[Information — start]

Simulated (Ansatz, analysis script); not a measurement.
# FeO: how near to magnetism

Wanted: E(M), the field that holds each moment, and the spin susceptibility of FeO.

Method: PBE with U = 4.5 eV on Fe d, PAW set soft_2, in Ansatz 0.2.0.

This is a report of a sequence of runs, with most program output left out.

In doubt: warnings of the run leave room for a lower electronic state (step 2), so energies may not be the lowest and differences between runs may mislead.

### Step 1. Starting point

[Information — finish]

Brief: This exercise calls for every record above to be written out again exactly.

Exercise output:
Simulated (Ansatz, analysis script); not a measurement.
# FeO: how near to magnetism

Wanted: E(M), the field that holds each moment, and the spin susceptibility of FeO.

Method: PBE with U = 4.5 eV on Fe d, PAW set soft_2, in Ansatz 0.2.0.

This is a report of a sequence of runs, with most program output left out.

In doubt: warnings of the run leave room for a lower electronic state (step 2), so energies may not be the lowest and differences between runs may mislead.

### Step 1. Starting point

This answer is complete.